→ Requirement
Print out the records precisely, keeping each line identical to its source.

********

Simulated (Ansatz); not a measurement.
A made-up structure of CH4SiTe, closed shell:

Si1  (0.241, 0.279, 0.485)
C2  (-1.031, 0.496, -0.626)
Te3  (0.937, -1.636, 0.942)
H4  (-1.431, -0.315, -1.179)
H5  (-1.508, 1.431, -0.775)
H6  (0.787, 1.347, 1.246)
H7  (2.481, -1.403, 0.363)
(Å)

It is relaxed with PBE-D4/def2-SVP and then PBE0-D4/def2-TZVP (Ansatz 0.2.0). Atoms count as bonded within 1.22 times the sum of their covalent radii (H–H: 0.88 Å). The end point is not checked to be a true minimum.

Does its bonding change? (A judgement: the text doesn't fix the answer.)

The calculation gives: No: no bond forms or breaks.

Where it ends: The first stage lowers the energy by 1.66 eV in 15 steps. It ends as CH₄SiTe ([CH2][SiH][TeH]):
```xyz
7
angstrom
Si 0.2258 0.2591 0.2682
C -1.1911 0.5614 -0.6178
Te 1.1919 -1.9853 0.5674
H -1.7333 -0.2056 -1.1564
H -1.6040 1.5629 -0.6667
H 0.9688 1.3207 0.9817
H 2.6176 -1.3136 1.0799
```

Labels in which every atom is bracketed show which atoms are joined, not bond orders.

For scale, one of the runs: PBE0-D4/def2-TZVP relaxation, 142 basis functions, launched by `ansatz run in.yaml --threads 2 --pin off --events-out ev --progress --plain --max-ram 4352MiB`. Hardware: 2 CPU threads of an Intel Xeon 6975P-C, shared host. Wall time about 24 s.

********

→ Response box
Simulated (Ansatz); not a measurement.
A made-up structure of CH4SiTe, closed shell:

Si1  (0.241, 0.279, 0.485)
C2  (-1.031, 0.496, -0.626)
Te3  (0.937, -1.636, 0.942)
H4  (-1.431, -0.315, -1.179)
H5  (-1.508, 1.431, -0.775)
H6  (0.787, 1.347, 1.246)
H7  (2.481, -1.403, 0.363)
(Å)

It is relaxed with PBE-D4/def2-SVP and then PBE0-D4/def2-TZVP (Ansatz 0.2.0). Atoms count as bonded within 1.22 times the sum of their covalent radii (H–H: 0.88 Å). The end point is not checked to be a true minimum.

Does its bonding change? (A judgement: the text doesn't fix the answer.)

The calculation gives: No: no bond forms or breaks.

Where it ends: The first stage lowers the energy by 1.66 eV in 15 steps. It ends as CH₄SiTe ([CH2][SiH][TeH]):
```xyz
7
angstrom
Si 0.2258 0.2591 0.2682
C -1.1911 0.5614 -0.6178
Te 1.1919 -1.9853 0.5674
H -1.7333 -0.2056 -1.1564
H -1.6040 1.5629 -0.6667
H 0.9688 1.3207 0.9817
H 2.6176 -1.3136 1.0799
```

Labels in which every atom is bracketed show which atoms are joined, not bond orders.

For scale, one of the runs: PBE0-D4/def2-TZVP relaxation, 142 basis functions, launched by `ansatz run in.yaml --threads 2 --pin off --events-out ev --progress --plain --max-ram 4352MiB`. Hardware: 2 CPU threads of an Intel Xeon 6975P-C, shared host. Wall time about 24 s.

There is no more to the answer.